Work request
Please give back word for word the lines of the material below between the line containing "24.35 | 3.0 | -2.0 |" and the line containing "B0·V0 = 108.5", inclusive.

————
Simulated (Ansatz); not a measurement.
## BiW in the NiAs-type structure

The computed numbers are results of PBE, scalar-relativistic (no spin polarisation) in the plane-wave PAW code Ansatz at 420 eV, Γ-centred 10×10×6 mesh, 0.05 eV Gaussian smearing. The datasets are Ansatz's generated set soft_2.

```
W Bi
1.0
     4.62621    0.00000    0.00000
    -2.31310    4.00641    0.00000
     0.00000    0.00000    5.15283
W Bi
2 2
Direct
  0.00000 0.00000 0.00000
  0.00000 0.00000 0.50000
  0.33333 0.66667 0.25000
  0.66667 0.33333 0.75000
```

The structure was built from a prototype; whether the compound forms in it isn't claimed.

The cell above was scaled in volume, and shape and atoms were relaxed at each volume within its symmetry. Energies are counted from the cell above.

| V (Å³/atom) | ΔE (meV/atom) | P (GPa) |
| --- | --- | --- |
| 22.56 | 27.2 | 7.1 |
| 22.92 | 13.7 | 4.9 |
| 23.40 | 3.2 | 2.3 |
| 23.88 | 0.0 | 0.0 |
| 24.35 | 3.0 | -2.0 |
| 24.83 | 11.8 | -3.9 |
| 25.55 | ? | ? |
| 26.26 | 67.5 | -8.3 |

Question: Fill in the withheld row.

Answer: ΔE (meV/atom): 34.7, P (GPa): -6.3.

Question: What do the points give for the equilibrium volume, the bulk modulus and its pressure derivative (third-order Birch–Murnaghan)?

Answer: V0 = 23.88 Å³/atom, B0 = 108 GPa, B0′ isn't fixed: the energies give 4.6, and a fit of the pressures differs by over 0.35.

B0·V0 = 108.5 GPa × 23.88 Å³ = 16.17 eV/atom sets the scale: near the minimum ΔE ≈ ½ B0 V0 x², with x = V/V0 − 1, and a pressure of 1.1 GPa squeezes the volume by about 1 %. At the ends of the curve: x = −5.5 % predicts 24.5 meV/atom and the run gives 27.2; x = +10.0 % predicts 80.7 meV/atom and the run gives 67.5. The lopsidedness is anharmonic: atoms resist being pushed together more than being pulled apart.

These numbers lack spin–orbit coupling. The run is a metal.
————

Written reply
| 24.35 | 3.0 | -2.0 |
| 24.83 | 11.8 | -3.9 |
| 25.55 | ? | ? |
| 26.26 | 67.5 | -8.3 |

Question: Fill in the withheld row.

Answer: ΔE (meV/atom): 34.7, P (GPa): -6.3.

Question: What do the points give for the equilibrium volume, the bulk modulus and its pressure derivative (third-order Birch–Murnaghan)?

Answer: V0 = 23.88 Å³/atom, B0 = 108 GPa, B0′ isn't fixed: the energies give 4.6, and a fit of the pressures differs by over 0.35.

B0·V0 = 108.5 GPa × 23.88 Å³ = 16.17 eV/atom sets the scale: near the minimum ΔE ≈ ½ B0 V0 x², with x = V/V0 − 1, and a pressure of 1.1 GPa squeezes the volume by about 1 %. At the ends of the curve: x = −5.5 % predicts 24.5 meV/atom and the run gives 27.2; x = +10.0 % predicts 80.7 meV/atom and the run gives 67.5. The lopsidedness is anharmonic: atoms resist being pushed together more than being pulled apart.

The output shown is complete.